## ACTION ITEM
Can you return the records below exactly as they stand, but only from the first line through the one with "Q: Name the"?

## RAW DATA
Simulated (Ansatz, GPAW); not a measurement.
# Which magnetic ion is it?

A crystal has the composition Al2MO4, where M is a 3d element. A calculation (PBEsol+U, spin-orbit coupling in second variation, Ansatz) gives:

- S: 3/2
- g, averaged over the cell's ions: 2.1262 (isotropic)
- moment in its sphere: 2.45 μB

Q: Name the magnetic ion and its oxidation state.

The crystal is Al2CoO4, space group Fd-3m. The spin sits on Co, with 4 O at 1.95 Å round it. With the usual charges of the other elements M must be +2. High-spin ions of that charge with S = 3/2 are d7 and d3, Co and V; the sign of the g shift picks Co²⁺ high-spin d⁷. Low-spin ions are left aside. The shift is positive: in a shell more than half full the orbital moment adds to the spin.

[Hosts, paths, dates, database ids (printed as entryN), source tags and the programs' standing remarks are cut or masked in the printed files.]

## RESULT
Simulated (Ansatz, GPAW); not a measurement.
# Which magnetic ion is it?

A crystal has the composition Al2MO4, where M is a 3d element. A calculation (PBEsol+U, spin-orbit coupling in second variation, Ansatz) gives:

- S: 3/2
- g, averaged over the cell's ions: 2.1262 (isotropic)
- moment in its sphere: 2.45 μB

Q: Name the magnetic ion and its oxidation state.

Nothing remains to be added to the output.